● **Records shown**:
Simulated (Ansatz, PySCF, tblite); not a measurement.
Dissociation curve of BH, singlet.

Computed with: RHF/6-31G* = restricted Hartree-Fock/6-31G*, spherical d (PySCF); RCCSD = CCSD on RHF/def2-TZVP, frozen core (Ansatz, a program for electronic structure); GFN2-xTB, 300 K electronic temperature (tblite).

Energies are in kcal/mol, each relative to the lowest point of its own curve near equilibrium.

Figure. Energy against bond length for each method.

● **Assigned task**:
Pull out each record as written and restate it exactly.

● **Task solution**:
Simulated (Ansatz, PySCF, tblite); not a measurement.
Dissociation curve of BH, singlet.

Computed with: RHF/6-31G* = restricted Hartree-Fock/6-31G*, spherical d (PySCF); RCCSD = CCSD on RHF/def2-TZVP, frozen core (Ansatz, a program for electronic structure); GFN2-xTB, 300 K electronic temperature (tblite).

Energies are in kcal/mol, each relative to the lowest point of its own curve near equilibrium.

Figure. Energy against bond length for each method.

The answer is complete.